Content starts
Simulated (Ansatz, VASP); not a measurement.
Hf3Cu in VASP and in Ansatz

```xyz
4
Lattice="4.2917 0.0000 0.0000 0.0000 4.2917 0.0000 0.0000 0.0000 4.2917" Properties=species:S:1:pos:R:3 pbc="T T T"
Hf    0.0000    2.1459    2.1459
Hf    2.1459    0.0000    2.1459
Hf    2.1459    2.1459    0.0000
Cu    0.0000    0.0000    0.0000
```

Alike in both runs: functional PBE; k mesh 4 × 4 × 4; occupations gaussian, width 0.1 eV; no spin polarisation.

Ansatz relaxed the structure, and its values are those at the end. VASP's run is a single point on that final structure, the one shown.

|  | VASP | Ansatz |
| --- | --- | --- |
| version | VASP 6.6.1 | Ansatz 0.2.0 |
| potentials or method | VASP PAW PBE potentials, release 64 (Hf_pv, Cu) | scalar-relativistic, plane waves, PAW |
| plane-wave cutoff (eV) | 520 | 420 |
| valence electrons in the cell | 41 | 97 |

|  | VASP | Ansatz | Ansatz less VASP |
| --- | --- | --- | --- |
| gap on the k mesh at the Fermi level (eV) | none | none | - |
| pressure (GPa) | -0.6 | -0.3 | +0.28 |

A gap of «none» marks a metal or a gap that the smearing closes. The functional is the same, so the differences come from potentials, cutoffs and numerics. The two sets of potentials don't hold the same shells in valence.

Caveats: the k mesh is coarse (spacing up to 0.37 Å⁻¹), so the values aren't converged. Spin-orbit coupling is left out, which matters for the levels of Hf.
Content ends

## REQUIREMENT
Retype the records above, but only those lines that fall between the line containing "cell | 41 | 97 |" and the line containing "shells in valence.", with both of those lines included, exactly as written.

## TASK ANSWER
| valence electrons in the cell | 41 | 97 |

|  | VASP | Ansatz | Ansatz less VASP |
| --- | --- | --- | --- |
| gap on the k mesh at the Fermi level (eV) | none | none | - |
| pressure (GPa) | -0.6 | -0.3 | +0.28 |

A gap of «none» marks a metal or a gap that the smearing closes. The functional is the same, so the differences come from potentials, cutoffs and numerics. The two sets of potentials don't hold the same shells in valence.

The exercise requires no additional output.